◆ ACTION ITEM ◆
Send back every record exactly.

------------

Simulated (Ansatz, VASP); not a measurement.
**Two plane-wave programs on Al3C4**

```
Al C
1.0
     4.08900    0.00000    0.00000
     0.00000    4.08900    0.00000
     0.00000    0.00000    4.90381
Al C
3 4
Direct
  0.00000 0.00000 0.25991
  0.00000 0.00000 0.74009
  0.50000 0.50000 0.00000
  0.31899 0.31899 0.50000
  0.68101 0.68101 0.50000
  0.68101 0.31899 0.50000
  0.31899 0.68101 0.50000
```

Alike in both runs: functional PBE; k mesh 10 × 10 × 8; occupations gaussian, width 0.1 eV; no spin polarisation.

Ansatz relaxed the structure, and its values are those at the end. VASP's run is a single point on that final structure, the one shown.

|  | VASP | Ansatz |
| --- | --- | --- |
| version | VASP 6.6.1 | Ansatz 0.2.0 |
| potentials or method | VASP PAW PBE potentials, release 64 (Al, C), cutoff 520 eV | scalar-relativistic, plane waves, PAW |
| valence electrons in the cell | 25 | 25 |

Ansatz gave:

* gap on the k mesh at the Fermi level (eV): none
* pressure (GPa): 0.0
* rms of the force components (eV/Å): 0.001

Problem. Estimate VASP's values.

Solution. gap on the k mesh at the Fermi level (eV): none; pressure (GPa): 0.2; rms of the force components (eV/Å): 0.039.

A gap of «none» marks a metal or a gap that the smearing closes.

------------

◆ EXERCISE ANSWER ◆
Simulated (Ansatz, VASP); not a measurement.
**Two plane-wave programs on Al3C4**

```
Al C
1.0
     4.08900    0.00000    0.00000
     0.00000    4.08900    0.00000
     0.00000    0.00000    4.90381
Al C
3 4
Direct
  0.00000 0.00000 0.25991
  0.00000 0.00000 0.74009
  0.50000 0.50000 0.00000
  0.31899 0.31899 0.50000
  0.68101 0.68101 0.50000
  0.68101 0.31899 0.50000
  0.31899 0.68101 0.50000
```

Alike in both runs: functional PBE; k mesh 10 × 10 × 8; occupations gaussian, width 0.1 eV; no spin polarisation.

Ansatz relaxed the structure, and its values are those at the end. VASP's run is a single point on that final structure, the one shown.

|  | VASP | Ansatz |
| --- | --- | --- |
| version | VASP 6.6.1 | Ansatz 0.2.0 |
| potentials or method | VASP PAW PBE potentials, release 64 (Al, C), cutoff 520 eV | scalar-relativistic, plane waves, PAW |
| valence electrons in the cell | 25 | 25 |

Ansatz gave:

* gap on the k mesh at the Fermi level (eV): none
* pressure (GPa): 0.0
* rms of the force components (eV/Å): 0.001

Problem. Estimate VASP's values.

Solution. gap on the k mesh at the Fermi level (eV): none; pressure (GPa): 0.2; rms of the force components (eV/Å): 0.039.

A gap of «none» marks a metal or a gap that the smearing closes.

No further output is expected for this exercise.